'''
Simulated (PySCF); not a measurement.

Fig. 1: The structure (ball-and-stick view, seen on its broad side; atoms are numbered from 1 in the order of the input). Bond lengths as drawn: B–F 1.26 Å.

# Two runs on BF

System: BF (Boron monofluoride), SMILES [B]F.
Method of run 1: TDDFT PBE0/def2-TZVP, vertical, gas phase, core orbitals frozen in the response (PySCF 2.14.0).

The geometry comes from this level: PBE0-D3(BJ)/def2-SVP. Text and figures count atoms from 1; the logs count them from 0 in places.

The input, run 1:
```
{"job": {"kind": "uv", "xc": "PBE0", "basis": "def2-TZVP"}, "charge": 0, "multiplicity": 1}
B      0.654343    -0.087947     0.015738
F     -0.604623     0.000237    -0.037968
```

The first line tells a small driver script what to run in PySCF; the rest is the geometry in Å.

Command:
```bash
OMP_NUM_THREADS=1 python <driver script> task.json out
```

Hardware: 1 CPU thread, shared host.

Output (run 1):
'''

WORK ITEM: Please copy out every line shown above, exactly.

SOLUTION:
Simulated (PySCF); not a measurement.

Fig. 1: The structure (ball-and-stick view, seen on its broad side; atoms are numbered from 1 in the order of the input). Bond lengths as drawn: B–F 1.26 Å.

# Two runs on BF

System: BF (Boron monofluoride), SMILES [B]F.
Method of run 1: TDDFT PBE0/def2-TZVP, vertical, gas phase, core orbitals frozen in the response (PySCF 2.14.0).

The geometry comes from this level: PBE0-D3(BJ)/def2-SVP. Text and figures count atoms from 1; the logs count them from 0 in places.

The input, run 1:
```
{"job": {"kind": "uv", "xc": "PBE0", "basis": "def2-TZVP"}, "charge": 0, "multiplicity": 1}
B      0.654343    -0.087947     0.015738
F     -0.604623     0.000237    -0.037968
```

The first line tells a small driver script what to run in PySCF; the rest is the geometry in Å.

Command:
```bash
OMP_NUM_THREADS=1 python <driver script> task.json out
```

Hardware: 1 CPU thread, shared host.

Output (run 1):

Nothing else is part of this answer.